*** Opening of Provided data ***

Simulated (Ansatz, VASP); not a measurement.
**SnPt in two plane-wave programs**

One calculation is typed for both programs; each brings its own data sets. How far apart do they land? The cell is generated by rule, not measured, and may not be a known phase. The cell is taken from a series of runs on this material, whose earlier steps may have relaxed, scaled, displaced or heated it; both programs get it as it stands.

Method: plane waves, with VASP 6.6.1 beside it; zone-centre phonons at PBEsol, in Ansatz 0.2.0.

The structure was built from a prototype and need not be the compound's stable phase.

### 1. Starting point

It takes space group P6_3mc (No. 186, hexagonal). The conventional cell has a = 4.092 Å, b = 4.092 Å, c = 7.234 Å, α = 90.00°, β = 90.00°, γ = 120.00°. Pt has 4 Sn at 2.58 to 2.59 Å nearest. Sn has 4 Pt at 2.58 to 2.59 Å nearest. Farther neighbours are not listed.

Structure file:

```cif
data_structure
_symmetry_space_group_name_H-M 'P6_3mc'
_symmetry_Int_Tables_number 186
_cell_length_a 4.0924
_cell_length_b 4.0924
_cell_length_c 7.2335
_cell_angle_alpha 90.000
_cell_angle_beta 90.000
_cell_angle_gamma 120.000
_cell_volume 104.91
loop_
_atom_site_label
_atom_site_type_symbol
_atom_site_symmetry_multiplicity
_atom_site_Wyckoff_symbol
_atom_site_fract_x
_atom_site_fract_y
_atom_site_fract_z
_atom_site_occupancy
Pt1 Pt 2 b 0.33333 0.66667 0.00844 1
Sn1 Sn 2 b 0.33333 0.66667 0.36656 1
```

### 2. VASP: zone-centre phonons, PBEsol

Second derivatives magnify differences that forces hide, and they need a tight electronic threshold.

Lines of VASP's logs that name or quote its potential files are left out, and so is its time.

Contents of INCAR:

*** Close of Provided data ***

▸ **Work task**
Give back exactly the lines above starting at the line where "Method: plane waves, with" appears and ending at the line where "### 2. VASP: zone-centre phonons, PBEsol" appears, both included, with no other lines.

▸ **Result**
Method: plane waves, with VASP 6.6.1 beside it; zone-centre phonons at PBEsol, in Ansatz 0.2.0.

The structure was built from a prototype and need not be the compound's stable phase.

### 1. Starting point

It takes space group P6_3mc (No. 186, hexagonal). The conventional cell has a = 4.092 Å, b = 4.092 Å, c = 7.234 Å, α = 90.00°, β = 90.00°, γ = 120.00°. Pt has 4 Sn at 2.58 to 2.59 Å nearest. Sn has 4 Pt at 2.58 to 2.59 Å nearest. Farther neighbours are not listed.

Structure file:

```cif
data_structure
_symmetry_space_group_name_H-M 'P6_3mc'
_symmetry_Int_Tables_number 186
_cell_length_a 4.0924
_cell_length_b 4.0924
_cell_length_c 7.2335
_cell_angle_alpha 90.000
_cell_angle_beta 90.000
_cell_angle_gamma 120.000
_cell_volume 104.91
loop_
_atom_site_label
_atom_site_type_symbol
_atom_site_symmetry_multiplicity
_atom_site_Wyckoff_symbol
_atom_site_fract_x
_atom_site_fract_y
_atom_site_fract_z
_atom_site_occupancy
Pt1 Pt 2 b 0.33333 0.66667 0.00844 1
Sn1 Sn 2 b 0.33333 0.66667 0.36656 1
```

### 2. VASP: zone-centre phonons, PBEsol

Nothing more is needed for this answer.